> _Required action_
Write out the full listing exactly.

=====
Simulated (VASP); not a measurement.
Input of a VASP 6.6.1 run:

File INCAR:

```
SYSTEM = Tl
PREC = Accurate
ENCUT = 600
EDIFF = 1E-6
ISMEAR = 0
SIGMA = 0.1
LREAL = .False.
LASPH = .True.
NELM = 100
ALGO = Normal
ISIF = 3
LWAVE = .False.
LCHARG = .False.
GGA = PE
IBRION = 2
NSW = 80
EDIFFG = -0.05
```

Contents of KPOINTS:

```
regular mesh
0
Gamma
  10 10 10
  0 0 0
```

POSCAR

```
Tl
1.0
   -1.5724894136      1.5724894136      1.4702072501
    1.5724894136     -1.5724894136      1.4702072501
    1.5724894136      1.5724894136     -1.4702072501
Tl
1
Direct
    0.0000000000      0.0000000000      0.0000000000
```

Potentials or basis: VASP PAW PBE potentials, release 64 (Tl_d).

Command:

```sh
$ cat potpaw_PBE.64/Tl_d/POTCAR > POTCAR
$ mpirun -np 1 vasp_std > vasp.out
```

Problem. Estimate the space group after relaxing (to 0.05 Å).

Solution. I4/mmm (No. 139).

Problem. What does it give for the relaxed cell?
=====

> _Result_
Simulated (VASP); not a measurement.
Input of a VASP 6.6.1 run:

File INCAR:

```
SYSTEM = Tl
PREC = Accurate
ENCUT = 600
EDIFF = 1E-6
ISMEAR = 0
SIGMA = 0.1
LREAL = .False.
LASPH = .True.
NELM = 100
ALGO = Normal
ISIF = 3
LWAVE = .False.
LCHARG = .False.
GGA = PE
IBRION = 2
NSW = 80
EDIFFG = -0.05
```

Contents of KPOINTS:

```
regular mesh
0
Gamma
  10 10 10
  0 0 0
```

POSCAR

```
Tl
1.0
   -1.5724894136      1.5724894136      1.4702072501
    1.5724894136     -1.5724894136      1.4702072501
    1.5724894136      1.5724894136     -1.4702072501
Tl
1
Direct
    0.0000000000      0.0000000000      0.0000000000
```

Potentials or basis: VASP PAW PBE potentials, release 64 (Tl_d).

Command:

```sh
$ cat potpaw_PBE.64/Tl_d/POTCAR > POTCAR
$ mpirun -np 1 vasp_std > vasp.out
```

Problem. Estimate the space group after relaxing (to 0.05 Å).

Solution. I4/mmm (No. 139).

Problem. What does it give for the relaxed cell?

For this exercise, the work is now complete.